## Recorded data
· · · ·

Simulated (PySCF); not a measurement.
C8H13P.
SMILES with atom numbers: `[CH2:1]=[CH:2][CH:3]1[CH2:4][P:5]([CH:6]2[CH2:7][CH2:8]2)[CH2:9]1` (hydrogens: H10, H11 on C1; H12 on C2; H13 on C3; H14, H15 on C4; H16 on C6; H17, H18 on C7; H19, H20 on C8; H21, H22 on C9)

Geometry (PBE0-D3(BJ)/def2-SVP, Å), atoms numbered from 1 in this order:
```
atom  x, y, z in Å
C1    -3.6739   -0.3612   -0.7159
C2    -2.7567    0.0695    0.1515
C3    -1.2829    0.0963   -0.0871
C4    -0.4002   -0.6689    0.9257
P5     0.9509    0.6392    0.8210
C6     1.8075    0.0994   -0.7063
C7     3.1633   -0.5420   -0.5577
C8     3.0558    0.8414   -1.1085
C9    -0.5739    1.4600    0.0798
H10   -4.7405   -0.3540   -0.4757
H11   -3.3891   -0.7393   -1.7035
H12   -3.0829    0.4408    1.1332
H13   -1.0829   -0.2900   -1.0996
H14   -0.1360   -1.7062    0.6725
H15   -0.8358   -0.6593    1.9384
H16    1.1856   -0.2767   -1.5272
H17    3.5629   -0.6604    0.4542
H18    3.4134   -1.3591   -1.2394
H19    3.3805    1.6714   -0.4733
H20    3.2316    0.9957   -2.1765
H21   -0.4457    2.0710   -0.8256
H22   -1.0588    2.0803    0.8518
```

· · · ·

## Activity
Make an exact copy of the listing shown above.

## Exercise output
Simulated (PySCF); not a measurement.
C8H13P.
SMILES with atom numbers: `[CH2:1]=[CH:2][CH:3]1[CH2:4][P:5]([CH:6]2[CH2:7][CH2:8]2)[CH2:9]1` (hydrogens: H10, H11 on C1; H12 on C2; H13 on C3; H14, H15 on C4; H16 on C6; H17, H18 on C7; H19, H20 on C8; H21, H22 on C9)

Geometry (PBE0-D3(BJ)/def2-SVP, Å), atoms numbered from 1 in this order:
```
atom  x, y, z in Å
C1    -3.6739   -0.3612   -0.7159
C2    -2.7567    0.0695    0.1515
C3    -1.2829    0.0963   -0.0871
C4    -0.4002   -0.6689    0.9257
P5     0.9509    0.6392    0.8210
C6     1.8075    0.0994   -0.7063
C7     3.1633   -0.5420   -0.5577
C8     3.0558    0.8414   -1.1085
C9    -0.5739    1.4600    0.0798
H10   -4.7405   -0.3540   -0.4757
H11   -3.3891   -0.7393   -1.7035
H12   -3.0829    0.4408    1.1332
H13   -1.0829   -0.2900   -1.0996
H14   -0.1360   -1.7062    0.6725
H15   -0.8358   -0.6593    1.9384
H16    1.1856   -0.2767   -1.5272
H17    3.5629   -0.6604    0.4542
H18    3.4134   -1.3591   -1.2394
H19    3.3805    1.6714   -0.4733
H20    3.2316    0.9957   -2.1765
H21   -0.4457    2.0710   -0.8256
H22   -1.0588    2.0803    0.8518
```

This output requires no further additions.